### Brief
Return the listing beneath precisely, with every line intact.

***** Source information

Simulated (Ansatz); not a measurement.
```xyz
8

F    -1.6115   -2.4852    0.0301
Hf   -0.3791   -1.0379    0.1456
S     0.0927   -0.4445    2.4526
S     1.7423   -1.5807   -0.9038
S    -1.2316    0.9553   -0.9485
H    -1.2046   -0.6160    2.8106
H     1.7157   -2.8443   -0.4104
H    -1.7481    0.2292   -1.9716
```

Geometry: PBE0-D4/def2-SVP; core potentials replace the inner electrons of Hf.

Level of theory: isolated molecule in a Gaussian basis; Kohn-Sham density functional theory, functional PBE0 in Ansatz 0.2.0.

**********

### Answer section
Simulated (Ansatz); not a measurement.
```xyz
8

F    -1.6115   -2.4852    0.0301
Hf   -0.3791   -1.0379    0.1456
S     0.0927   -0.4445    2.4526
S     1.7423   -1.5807   -0.9038
S    -1.2316    0.9553   -0.9485
H    -1.2046   -0.6160    2.8106
H     1.7157   -2.8443   -0.4104
H    -1.7481    0.2292   -1.9716
```

Geometry: PBE0-D4/def2-SVP; core potentials replace the inner electrons of Hf.

Level of theory: isolated molecule in a Gaussian basis; Kohn-Sham density functional theory, functional PBE0 in Ansatz 0.2.0.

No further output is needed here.